☆ ☆ ☆ ☆ ☆ ☆ ☆
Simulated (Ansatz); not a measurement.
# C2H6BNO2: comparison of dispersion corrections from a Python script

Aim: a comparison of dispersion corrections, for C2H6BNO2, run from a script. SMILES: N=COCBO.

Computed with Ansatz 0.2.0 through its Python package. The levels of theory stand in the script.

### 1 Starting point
☆ ☆ ☆ ☆ ☆ ☆ ☆

Activity –
The complete material must be repeated exactly.

Response area –
Simulated (Ansatz); not a measurement.
# C2H6BNO2: comparison of dispersion corrections from a Python script

Aim: a comparison of dispersion corrections, for C2H6BNO2, run from a script. SMILES: N=COCBO.

Computed with Ansatz 0.2.0 through its Python package. The levels of theory stand in the script.

### 1 Starting point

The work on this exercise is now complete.